## SUPPLIED RECORDS

###

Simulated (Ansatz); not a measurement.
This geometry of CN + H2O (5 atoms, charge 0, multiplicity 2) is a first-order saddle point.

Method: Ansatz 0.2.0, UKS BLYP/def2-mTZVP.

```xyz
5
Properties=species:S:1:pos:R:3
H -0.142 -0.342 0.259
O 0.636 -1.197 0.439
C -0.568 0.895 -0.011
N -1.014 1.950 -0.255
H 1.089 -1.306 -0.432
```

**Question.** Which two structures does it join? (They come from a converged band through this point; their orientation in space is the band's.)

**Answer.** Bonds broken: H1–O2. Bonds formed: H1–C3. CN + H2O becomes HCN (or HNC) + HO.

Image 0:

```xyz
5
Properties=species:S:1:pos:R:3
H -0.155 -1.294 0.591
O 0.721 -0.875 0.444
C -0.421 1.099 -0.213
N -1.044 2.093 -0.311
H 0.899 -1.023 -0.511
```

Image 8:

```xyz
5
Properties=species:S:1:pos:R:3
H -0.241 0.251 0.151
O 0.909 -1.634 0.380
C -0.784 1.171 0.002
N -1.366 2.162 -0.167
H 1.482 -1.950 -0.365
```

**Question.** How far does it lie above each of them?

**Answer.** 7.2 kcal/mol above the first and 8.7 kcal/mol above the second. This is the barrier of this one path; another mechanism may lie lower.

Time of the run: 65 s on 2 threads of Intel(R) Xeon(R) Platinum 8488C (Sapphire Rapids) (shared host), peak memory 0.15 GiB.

###

All of the entries must be printed again exactly as given.

## YOUR SOLUTION
Simulated (Ansatz); not a measurement.
This geometry of CN + H2O (5 atoms, charge 0, multiplicity 2) is a first-order saddle point.

Method: Ansatz 0.2.0, UKS BLYP/def2-mTZVP.

```xyz
5
Properties=species:S:1:pos:R:3
H -0.142 -0.342 0.259
O 0.636 -1.197 0.439
C -0.568 0.895 -0.011
N -1.014 1.950 -0.255
H 1.089 -1.306 -0.432
```

**Question.** Which two structures does it join? (They come from a converged band through this point; their orientation in space is the band's.)

**Answer.** Bonds broken: H1–O2. Bonds formed: H1–C3. CN + H2O becomes HCN (or HNC) + HO.

Image 0:

```xyz
5
Properties=species:S:1:pos:R:3
H -0.155 -1.294 0.591
O 0.721 -0.875 0.444
C -0.421 1.099 -0.213
N -1.044 2.093 -0.311
H 0.899 -1.023 -0.511
```

Image 8:

```xyz
5
Properties=species:S:1:pos:R:3
H -0.241 0.251 0.151
O 0.909 -1.634 0.380
C -0.784 1.171 0.002
N -1.366 2.162 -0.167
H 1.482 -1.950 -0.365
```

**Question.** How far does it lie above each of them?

**Answer.** 7.2 kcal/mol above the first and 8.7 kcal/mol above the second. This is the barrier of this one path; another mechanism may lie lower.

Time of the run: 65 s on 2 threads of Intel(R) Xeon(R) Platinum 8488C (Sapphire Rapids) (shared host), peak memory 0.15 GiB.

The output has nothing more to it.